▸ TASK ITEM
Word for word, retype the first line of the records and every following line through the one containing "Computed with DFT".

----- GIVEN DATA -----
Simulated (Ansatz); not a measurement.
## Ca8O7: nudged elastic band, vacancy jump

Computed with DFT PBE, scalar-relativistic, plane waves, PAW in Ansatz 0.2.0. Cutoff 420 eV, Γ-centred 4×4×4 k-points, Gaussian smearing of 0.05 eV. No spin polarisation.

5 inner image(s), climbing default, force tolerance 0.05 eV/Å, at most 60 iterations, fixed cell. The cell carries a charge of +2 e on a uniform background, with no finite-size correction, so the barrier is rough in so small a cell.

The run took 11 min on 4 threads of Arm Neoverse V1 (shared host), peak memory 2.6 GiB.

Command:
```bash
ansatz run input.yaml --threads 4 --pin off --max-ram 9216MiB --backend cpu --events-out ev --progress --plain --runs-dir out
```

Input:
-----

▸ YOUR SOLUTION
Simulated (Ansatz); not a measurement.
## Ca8O7: nudged elastic band, vacancy jump

Computed with DFT PBE, scalar-relativistic, plane waves, PAW in Ansatz 0.2.0. Cutoff 420 eV, Γ-centred 4×4×4 k-points, Gaussian smearing of 0.05 eV. No spin polarisation.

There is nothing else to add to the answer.